Source information:
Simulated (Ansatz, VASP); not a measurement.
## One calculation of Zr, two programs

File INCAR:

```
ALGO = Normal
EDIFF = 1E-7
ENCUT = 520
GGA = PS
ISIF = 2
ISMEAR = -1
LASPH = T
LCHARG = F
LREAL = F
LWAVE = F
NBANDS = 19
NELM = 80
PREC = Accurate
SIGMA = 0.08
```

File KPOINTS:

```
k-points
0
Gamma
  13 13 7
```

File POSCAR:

Work order: Output the entire listing again, word for word.

Worked solution:
Simulated (Ansatz, VASP); not a measurement.
## One calculation of Zr, two programs

File INCAR:

```
ALGO = Normal
EDIFF = 1E-7
ENCUT = 520
GGA = PS
ISIF = 2
ISMEAR = -1
LASPH = T
LCHARG = F
LREAL = F
LWAVE = F
NBANDS = 19
NELM = 80
PREC = Accurate
SIGMA = 0.08
```

File KPOINTS:

```
k-points
0
Gamma
  13 13 7
```

File POSCAR:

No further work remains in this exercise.